* EXTRACTED MATERIAL:
▽
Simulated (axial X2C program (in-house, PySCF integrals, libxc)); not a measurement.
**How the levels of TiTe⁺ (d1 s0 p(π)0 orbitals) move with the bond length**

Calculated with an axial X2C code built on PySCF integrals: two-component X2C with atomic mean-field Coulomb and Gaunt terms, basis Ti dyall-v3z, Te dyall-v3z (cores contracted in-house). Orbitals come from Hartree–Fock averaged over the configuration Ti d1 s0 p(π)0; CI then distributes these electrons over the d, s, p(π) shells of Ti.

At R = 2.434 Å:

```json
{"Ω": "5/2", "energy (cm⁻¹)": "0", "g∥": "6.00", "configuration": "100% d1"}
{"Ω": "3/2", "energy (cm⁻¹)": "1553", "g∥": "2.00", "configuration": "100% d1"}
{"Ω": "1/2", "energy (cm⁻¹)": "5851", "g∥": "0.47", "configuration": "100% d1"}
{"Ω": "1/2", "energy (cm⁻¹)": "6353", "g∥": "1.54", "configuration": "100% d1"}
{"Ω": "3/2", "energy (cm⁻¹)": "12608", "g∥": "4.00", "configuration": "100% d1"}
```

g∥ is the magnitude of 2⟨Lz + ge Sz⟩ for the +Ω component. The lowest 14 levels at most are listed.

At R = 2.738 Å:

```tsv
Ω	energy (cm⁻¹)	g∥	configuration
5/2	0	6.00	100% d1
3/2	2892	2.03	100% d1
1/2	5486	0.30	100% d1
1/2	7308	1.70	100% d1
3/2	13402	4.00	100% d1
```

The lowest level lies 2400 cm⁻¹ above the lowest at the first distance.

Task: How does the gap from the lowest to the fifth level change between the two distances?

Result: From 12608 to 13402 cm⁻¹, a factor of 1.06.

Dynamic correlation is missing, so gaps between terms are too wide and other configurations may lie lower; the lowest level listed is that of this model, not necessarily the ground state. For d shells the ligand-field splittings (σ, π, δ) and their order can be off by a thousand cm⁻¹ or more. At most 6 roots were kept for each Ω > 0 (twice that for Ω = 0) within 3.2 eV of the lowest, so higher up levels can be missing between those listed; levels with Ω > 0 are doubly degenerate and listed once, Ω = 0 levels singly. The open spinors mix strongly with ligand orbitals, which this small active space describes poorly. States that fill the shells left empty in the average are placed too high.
△

* WORK INSTRUCTION:
Reproduce the material above exactly, beginning at its first line and ending with the line that holds "the bond length**". Include nothing else.

* EXPECTED ANSWER:
Simulated (axial X2C program (in-house, PySCF integrals, libxc)); not a measurement.
**How the levels of TiTe⁺ (d1 s0 p(π)0 orbitals) move with the bond length**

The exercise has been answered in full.